• _WORK TASK_
Reproduce the entries from their first line up to and including the line with "An isothermal, constant-pressure". Leave out everything after it.

• _DATASET RECORDS_
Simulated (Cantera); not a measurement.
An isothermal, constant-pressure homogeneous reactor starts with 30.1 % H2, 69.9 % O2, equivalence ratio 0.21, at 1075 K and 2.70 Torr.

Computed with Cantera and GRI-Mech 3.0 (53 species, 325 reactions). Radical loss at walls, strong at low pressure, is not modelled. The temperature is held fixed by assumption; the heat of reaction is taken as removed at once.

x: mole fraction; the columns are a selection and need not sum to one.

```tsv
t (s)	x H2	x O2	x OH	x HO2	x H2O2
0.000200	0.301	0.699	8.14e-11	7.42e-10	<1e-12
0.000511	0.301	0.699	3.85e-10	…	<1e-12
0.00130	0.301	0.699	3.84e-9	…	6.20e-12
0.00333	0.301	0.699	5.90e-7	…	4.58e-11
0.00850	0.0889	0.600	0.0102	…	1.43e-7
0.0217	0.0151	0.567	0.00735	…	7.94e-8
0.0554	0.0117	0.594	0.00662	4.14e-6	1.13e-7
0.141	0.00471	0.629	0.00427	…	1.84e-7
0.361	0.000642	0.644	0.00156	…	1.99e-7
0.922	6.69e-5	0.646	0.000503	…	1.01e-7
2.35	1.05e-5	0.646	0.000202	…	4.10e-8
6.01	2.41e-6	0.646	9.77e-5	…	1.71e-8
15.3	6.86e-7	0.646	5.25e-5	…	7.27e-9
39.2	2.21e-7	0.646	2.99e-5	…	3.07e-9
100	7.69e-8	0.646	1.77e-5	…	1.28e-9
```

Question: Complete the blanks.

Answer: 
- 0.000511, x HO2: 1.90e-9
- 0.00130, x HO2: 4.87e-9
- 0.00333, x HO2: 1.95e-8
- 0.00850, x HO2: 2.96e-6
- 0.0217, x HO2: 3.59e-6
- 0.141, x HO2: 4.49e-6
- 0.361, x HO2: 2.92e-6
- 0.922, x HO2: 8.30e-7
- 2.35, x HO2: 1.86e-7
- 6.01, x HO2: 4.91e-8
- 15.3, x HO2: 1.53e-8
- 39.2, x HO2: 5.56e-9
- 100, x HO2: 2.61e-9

• _EXERCISE RESULT_
Simulated (Cantera); not a measurement.
An isothermal, constant-pressure homogeneous reactor starts with 30.1 % H2, 69.9 % O2, equivalence ratio 0.21, at 1075 K and 2.70 Torr.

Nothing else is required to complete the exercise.